> **Entries supplied**
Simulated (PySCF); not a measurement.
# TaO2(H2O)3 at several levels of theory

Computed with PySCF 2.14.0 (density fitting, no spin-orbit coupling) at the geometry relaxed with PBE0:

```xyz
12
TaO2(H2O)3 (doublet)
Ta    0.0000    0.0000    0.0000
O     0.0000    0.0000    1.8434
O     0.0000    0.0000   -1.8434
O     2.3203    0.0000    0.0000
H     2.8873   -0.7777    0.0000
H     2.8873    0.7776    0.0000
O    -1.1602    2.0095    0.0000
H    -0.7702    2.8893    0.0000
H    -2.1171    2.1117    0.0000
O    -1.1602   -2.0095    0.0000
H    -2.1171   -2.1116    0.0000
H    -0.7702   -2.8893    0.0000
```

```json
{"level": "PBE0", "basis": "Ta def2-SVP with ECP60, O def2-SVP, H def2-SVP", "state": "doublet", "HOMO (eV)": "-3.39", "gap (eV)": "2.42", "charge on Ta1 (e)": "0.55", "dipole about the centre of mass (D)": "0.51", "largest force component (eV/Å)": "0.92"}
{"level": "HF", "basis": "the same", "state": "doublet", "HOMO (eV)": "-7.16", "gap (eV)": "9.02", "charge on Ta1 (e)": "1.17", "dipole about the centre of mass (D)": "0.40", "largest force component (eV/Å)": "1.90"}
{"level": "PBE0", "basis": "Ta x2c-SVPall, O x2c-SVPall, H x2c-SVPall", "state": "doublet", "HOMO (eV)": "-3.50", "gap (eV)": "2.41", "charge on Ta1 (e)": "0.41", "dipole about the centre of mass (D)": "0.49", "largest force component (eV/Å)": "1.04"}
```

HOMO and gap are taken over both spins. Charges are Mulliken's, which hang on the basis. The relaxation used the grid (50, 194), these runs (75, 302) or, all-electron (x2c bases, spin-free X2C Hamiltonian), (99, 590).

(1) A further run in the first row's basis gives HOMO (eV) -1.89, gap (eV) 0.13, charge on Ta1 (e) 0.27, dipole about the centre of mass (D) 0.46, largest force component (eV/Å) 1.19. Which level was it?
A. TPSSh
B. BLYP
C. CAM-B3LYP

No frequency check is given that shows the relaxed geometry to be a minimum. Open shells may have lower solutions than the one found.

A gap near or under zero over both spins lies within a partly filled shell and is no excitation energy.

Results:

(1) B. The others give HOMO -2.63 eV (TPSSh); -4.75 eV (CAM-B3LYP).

> **Assigned task**
Reproduce the listing word for word from its first line up to and including the line with "(1) A further". Give no other lines.

> **Answer section**
Simulated (PySCF); not a measurement.
# TaO2(H2O)3 at several levels of theory

Computed with PySCF 2.14.0 (density fitting, no spin-orbit coupling) at the geometry relaxed with PBE0:

```xyz
12
TaO2(H2O)3 (doublet)
Ta    0.0000    0.0000    0.0000
O     0.0000    0.0000    1.8434
O     0.0000    0.0000   -1.8434
O     2.3203    0.0000    0.0000
H     2.8873   -0.7777    0.0000
H     2.8873    0.7776    0.0000
O    -1.1602    2.0095    0.0000
H    -0.7702    2.8893    0.0000
H    -2.1171    2.1117    0.0000
O    -1.1602   -2.0095    0.0000
H    -2.1171   -2.1116    0.0000
H    -0.7702   -2.8893    0.0000
```

```json
{"level": "PBE0", "basis": "Ta def2-SVP with ECP60, O def2-SVP, H def2-SVP", "state": "doublet", "HOMO (eV)": "-3.39", "gap (eV)": "2.42", "charge on Ta1 (e)": "0.55", "dipole about the centre of mass (D)": "0.51", "largest force component (eV/Å)": "0.92"}
{"level": "HF", "basis": "the same", "state": "doublet", "HOMO (eV)": "-7.16", "gap (eV)": "9.02", "charge on Ta1 (e)": "1.17", "dipole about the centre of mass (D)": "0.40", "largest force component (eV/Å)": "1.90"}
{"level": "PBE0", "basis": "Ta x2c-SVPall, O x2c-SVPall, H x2c-SVPall", "state": "doublet", "HOMO (eV)": "-3.50", "gap (eV)": "2.41", "charge on Ta1 (e)": "0.41", "dipole about the centre of mass (D)": "0.49", "largest force component (eV/Å)": "1.04"}
```

HOMO and gap are taken over both spins. Charges are Mulliken's, which hang on the basis. The relaxation used the grid (50, 194), these runs (75, 302) or, all-electron (x2c bases, spin-free X2C Hamiltonian), (99, 590).

(1) A further run in the first row's basis gives HOMO (eV) -1.89, gap (eV) 0.13, charge on Ta1 (e) 0.27, dipole about the centre of mass (D) 0.46, largest force component (eV/Å) 1.19. Which level was it?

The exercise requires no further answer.